- REQUIREMENT:
Keeping each line intact, print the whole listing.

- SUPPLIED RECORDS:
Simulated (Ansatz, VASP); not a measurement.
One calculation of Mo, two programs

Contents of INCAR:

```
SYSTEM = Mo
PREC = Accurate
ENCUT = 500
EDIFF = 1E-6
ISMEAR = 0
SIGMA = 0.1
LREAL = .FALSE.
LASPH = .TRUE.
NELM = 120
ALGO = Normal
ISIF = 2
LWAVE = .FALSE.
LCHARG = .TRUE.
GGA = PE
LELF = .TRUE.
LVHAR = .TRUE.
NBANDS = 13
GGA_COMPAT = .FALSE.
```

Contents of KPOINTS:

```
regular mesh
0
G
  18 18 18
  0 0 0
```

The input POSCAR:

- ANSWER BOX:
Simulated (Ansatz, VASP); not a measurement.
One calculation of Mo, two programs

Contents of INCAR:

```
SYSTEM = Mo
PREC = Accurate
ENCUT = 500
EDIFF = 1E-6
ISMEAR = 0
SIGMA = 0.1
LREAL = .FALSE.
LASPH = .TRUE.
NELM = 120
ALGO = Normal
ISIF = 2
LWAVE = .FALSE.
LCHARG = .TRUE.
GGA = PE
LELF = .TRUE.
LVHAR = .TRUE.
NBANDS = 13
GGA_COMPAT = .FALSE.
```

Contents of KPOINTS:

```
regular mesh
0
G
  18 18 18
  0 0 0
```

The input POSCAR:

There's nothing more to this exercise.